== SUPPLIED ENTRIES ==

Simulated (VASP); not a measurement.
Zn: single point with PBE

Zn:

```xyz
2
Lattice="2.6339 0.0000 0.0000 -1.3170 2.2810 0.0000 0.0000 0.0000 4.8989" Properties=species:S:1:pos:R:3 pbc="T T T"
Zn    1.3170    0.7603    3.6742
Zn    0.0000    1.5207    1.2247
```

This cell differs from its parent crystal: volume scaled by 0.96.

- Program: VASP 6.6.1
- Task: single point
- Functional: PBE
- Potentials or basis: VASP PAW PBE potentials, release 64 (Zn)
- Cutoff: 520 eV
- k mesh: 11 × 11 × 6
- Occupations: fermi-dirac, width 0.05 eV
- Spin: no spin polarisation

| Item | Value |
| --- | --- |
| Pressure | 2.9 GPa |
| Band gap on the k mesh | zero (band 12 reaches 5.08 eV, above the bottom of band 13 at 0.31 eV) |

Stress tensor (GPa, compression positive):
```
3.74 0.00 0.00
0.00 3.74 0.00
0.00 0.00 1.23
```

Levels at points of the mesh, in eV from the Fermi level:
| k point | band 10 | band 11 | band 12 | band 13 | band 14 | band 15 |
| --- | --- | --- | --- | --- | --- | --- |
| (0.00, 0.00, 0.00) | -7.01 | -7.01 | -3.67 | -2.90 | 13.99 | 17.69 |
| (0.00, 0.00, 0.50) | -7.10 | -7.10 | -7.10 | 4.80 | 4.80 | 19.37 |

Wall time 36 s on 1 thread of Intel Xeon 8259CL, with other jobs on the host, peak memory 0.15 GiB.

===

_TASK ITEM_:
Repeat exactly the lines above, starting with the first line of the records and finishing with the line holding "- Functional: PBE". Add no other line.

_RESPONSE BOX_:
Simulated (VASP); not a measurement.
Zn: single point with PBE

Zn:

```xyz
2
Lattice="2.6339 0.0000 0.0000 -1.3170 2.2810 0.0000 0.0000 0.0000 4.8989" Properties=species:S:1:pos:R:3 pbc="T T T"
Zn    1.3170    0.7603    3.6742
Zn    0.0000    1.5207    1.2247
```

This cell differs from its parent crystal: volume scaled by 0.96.

- Program: VASP 6.6.1
- Task: single point
- Functional: PBE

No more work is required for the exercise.